EXTRACTED INFORMATION -
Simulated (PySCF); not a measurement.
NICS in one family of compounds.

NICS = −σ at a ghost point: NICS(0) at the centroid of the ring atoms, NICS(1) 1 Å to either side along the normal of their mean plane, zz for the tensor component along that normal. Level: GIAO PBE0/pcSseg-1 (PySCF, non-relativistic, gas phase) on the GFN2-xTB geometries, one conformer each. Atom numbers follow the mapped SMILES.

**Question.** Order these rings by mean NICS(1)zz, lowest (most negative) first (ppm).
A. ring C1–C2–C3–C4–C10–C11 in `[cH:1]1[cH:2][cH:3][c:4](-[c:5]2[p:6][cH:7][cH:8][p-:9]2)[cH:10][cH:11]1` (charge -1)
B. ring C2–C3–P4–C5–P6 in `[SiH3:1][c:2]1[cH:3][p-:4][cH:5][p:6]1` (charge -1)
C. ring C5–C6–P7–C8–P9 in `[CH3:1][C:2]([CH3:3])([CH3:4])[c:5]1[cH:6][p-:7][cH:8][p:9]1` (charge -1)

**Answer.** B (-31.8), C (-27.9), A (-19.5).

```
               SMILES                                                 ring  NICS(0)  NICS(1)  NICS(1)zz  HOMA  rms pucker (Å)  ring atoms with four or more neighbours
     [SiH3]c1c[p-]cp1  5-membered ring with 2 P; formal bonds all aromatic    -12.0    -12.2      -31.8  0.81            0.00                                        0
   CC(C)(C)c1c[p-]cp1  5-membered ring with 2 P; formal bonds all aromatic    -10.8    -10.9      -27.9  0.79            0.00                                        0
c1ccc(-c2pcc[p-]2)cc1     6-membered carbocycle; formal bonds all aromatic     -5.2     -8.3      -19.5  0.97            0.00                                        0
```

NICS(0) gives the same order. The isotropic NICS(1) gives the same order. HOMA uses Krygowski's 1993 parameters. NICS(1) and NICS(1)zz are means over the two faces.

WORK ORDER -
Using the entries above, quote each line verbatim from the first through the line that contains "NICS = −σ at".

ANSWER SPACE -
Simulated (PySCF); not a measurement.
NICS in one family of compounds.

NICS = −σ at a ghost point: NICS(0) at the centroid of the ring atoms, NICS(1) 1 Å to either side along the normal of their mean plane, zz for the tensor component along that normal. Level: GIAO PBE0/pcSseg-1 (PySCF, non-relativistic, gas phase) on the GFN2-xTB geometries, one conformer each. Atom numbers follow the mapped SMILES.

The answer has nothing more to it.